DATASET EXTRACT ▸
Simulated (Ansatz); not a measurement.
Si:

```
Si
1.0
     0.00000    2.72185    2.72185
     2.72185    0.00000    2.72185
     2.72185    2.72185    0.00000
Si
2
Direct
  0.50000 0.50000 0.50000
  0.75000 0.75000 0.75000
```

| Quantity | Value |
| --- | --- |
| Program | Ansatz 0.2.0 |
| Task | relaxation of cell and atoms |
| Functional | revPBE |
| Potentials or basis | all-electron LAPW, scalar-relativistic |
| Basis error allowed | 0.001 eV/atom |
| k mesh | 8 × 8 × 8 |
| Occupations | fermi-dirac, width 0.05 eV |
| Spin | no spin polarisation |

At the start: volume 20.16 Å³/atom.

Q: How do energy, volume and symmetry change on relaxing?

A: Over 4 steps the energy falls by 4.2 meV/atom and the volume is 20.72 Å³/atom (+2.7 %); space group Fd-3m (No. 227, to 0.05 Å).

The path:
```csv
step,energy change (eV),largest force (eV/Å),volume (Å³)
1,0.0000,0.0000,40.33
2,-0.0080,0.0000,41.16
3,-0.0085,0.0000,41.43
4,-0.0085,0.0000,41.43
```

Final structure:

WORK INSTRUCTION ▸ Please reproduce the entire listing, exactly as shown.

ANSWER AREA ▸
Simulated (Ansatz); not a measurement.
Si:

```
Si
1.0
     0.00000    2.72185    2.72185
     2.72185    0.00000    2.72185
     2.72185    2.72185    0.00000
Si
2
Direct
  0.50000 0.50000 0.50000
  0.75000 0.75000 0.75000
```

| Quantity | Value |
| --- | --- |
| Program | Ansatz 0.2.0 |
| Task | relaxation of cell and atoms |
| Functional | revPBE |
| Potentials or basis | all-electron LAPW, scalar-relativistic |
| Basis error allowed | 0.001 eV/atom |
| k mesh | 8 × 8 × 8 |
| Occupations | fermi-dirac, width 0.05 eV |
| Spin | no spin polarisation |

At the start: volume 20.16 Å³/atom.

Q: How do energy, volume and symmetry change on relaxing?

A: Over 4 steps the energy falls by 4.2 meV/atom and the volume is 20.72 Å³/atom (+2.7 %); space group Fd-3m (No. 227, to 0.05 Å).

The path:
```csv
step,energy change (eV),largest force (eV/Å),volume (Å³)
1,0.0000,0.0000,40.33
2,-0.0080,0.0000,41.16
3,-0.0085,0.0000,41.43
4,-0.0085,0.0000,41.43
```

Final structure:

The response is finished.